Give back the material word for word, every line included.

BEGIN Records shown
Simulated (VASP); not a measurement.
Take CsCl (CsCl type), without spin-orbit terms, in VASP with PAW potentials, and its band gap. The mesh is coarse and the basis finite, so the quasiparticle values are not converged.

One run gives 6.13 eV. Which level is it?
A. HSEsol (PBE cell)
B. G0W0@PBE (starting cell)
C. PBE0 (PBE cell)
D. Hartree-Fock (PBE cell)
END Records shown

* [Expected answer]
Simulated (VASP); not a measurement.
Take CsCl (CsCl type), without spin-orbit terms, in VASP with PAW potentials, and its band gap. The mesh is coarse and the basis finite, so the quasiparticle values are not converged.

One run gives 6.13 eV. Which level is it?
A. HSEsol (PBE cell)
B. G0W0@PBE (starting cell)
C. PBE0 (PBE cell)
D. Hartree-Fock (PBE cell)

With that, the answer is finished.